* _Entries shown_
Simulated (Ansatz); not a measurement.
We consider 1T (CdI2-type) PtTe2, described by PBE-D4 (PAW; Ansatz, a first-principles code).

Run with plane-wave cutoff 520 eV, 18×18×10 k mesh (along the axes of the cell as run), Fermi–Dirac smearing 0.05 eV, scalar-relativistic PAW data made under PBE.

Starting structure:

* _Assigned task_
Retype each record above so that every word stays exactly the same.

* _Task answer_
Simulated (Ansatz); not a measurement.
We consider 1T (CdI2-type) PtTe2, described by PBE-D4 (PAW; Ansatz, a first-principles code).

Run with plane-wave cutoff 520 eV, 18×18×10 k mesh (along the axes of the cell as run), Fermi–Dirac smearing 0.05 eV, scalar-relativistic PAW data made under PBE.

Starting structure:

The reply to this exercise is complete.